=== Begin Enclosure ===

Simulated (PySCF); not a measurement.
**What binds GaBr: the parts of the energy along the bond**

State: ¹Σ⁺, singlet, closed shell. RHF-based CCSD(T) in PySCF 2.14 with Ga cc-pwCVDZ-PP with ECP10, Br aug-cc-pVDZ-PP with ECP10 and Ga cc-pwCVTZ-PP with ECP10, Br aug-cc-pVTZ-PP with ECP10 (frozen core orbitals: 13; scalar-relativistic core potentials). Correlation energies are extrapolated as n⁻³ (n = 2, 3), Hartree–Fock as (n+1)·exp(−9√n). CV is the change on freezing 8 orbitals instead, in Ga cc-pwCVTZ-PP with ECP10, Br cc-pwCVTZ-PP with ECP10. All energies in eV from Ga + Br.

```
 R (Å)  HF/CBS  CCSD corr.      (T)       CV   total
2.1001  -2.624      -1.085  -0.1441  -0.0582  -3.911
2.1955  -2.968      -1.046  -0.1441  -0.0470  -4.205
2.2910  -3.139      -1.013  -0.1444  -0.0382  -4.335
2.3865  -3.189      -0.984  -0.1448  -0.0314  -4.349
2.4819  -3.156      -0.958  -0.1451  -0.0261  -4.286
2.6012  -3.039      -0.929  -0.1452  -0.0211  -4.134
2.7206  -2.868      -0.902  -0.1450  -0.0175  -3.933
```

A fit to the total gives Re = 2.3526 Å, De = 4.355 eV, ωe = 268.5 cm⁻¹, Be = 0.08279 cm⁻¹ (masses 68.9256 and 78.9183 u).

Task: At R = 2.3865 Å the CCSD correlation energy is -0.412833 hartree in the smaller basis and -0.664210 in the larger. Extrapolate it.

=== End Enclosure ===

REQUIREMENT:
The data above should be returned exactly as written.

PROBLEM SOLUTION:
Simulated (PySCF); not a measurement.
**What binds GaBr: the parts of the energy along the bond**

State: ¹Σ⁺, singlet, closed shell. RHF-based CCSD(T) in PySCF 2.14 with Ga cc-pwCVDZ-PP with ECP10, Br aug-cc-pVDZ-PP with ECP10 and Ga cc-pwCVTZ-PP with ECP10, Br aug-cc-pVTZ-PP with ECP10 (frozen core orbitals: 13; scalar-relativistic core potentials). Correlation energies are extrapolated as n⁻³ (n = 2, 3), Hartree–Fock as (n+1)·exp(−9√n). CV is the change on freezing 8 orbitals instead, in Ga cc-pwCVTZ-PP with ECP10, Br cc-pwCVTZ-PP with ECP10. All energies in eV from Ga + Br.

```
 R (Å)  HF/CBS  CCSD corr.      (T)       CV   total
2.1001  -2.624      -1.085  -0.1441  -0.0582  -3.911
2.1955  -2.968      -1.046  -0.1441  -0.0470  -4.205
2.2910  -3.139      -1.013  -0.1444  -0.0382  -4.335
2.3865  -3.189      -0.984  -0.1448  -0.0314  -4.349
2.4819  -3.156      -0.958  -0.1451  -0.0261  -4.286
2.6012  -3.039      -0.929  -0.1452  -0.0211  -4.134
2.7206  -2.868      -0.902  -0.1450  -0.0175  -3.933
```

A fit to the total gives Re = 2.3526 Å, De = 4.355 eV, ωe = 268.5 cm⁻¹, Be = 0.08279 cm⁻¹ (masses 68.9256 and 78.9183 u).

Task: At R = 2.3865 Å the CCSD correlation energy is -0.412833 hartree in the smaller basis and -0.664210 in the larger. Extrapolate it.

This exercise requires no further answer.